- Entries provided
□ □ □ □

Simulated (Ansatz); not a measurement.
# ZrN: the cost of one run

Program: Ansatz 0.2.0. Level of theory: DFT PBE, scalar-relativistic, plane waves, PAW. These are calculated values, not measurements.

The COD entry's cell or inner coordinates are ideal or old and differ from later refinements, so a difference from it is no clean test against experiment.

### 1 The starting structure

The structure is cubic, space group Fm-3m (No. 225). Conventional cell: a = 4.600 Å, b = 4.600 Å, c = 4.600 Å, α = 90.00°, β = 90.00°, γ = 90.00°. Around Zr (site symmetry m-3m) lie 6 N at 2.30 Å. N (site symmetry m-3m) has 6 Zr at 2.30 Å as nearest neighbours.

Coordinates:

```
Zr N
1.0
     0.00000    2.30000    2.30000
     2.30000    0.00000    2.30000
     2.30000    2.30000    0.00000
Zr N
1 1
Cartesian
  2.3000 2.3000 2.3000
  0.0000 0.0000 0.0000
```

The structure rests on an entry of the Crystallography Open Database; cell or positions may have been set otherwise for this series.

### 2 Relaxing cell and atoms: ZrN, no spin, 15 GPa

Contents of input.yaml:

□ □ □ □

- Work task
Each line from the start of the listing through the line with "### 1 The starting structure" is to be restated verbatim, both ends included.

- Task result
Simulated (Ansatz); not a measurement.
# ZrN: the cost of one run

Program: Ansatz 0.2.0. Level of theory: DFT PBE, scalar-relativistic, plane waves, PAW. These are calculated values, not measurements.

The COD entry's cell or inner coordinates are ideal or old and differ from later refinements, so a difference from it is no clean test against experiment.

### 1 The starting structure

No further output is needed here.